**ACTION ITEM:** Return the lines below exactly as they appear, please, starting with the first and ending with the one that contains "be the lowest.".

Start of Block
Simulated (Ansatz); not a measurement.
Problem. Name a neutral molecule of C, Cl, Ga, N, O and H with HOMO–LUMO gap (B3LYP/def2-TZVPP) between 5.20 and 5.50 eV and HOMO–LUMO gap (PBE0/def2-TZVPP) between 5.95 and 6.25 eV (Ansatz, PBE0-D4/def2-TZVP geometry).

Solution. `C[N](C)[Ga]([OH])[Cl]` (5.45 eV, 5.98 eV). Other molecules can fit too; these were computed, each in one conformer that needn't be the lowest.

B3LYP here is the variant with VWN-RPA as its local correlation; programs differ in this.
End of Block

**EXERCISE RESPONSE:**
Simulated (Ansatz); not a measurement.
Problem. Name a neutral molecule of C, Cl, Ga, N, O and H with HOMO–LUMO gap (B3LYP/def2-TZVPP) between 5.20 and 5.50 eV and HOMO–LUMO gap (PBE0/def2-TZVPP) between 5.95 and 6.25 eV (Ansatz, PBE0-D4/def2-TZVP geometry).

Solution. `C[N](C)[Ga]([OH])[Cl]` (5.45 eV, 5.98 eV). Other molecules can fit too; these were computed, each in one conformer that needn't be the lowest.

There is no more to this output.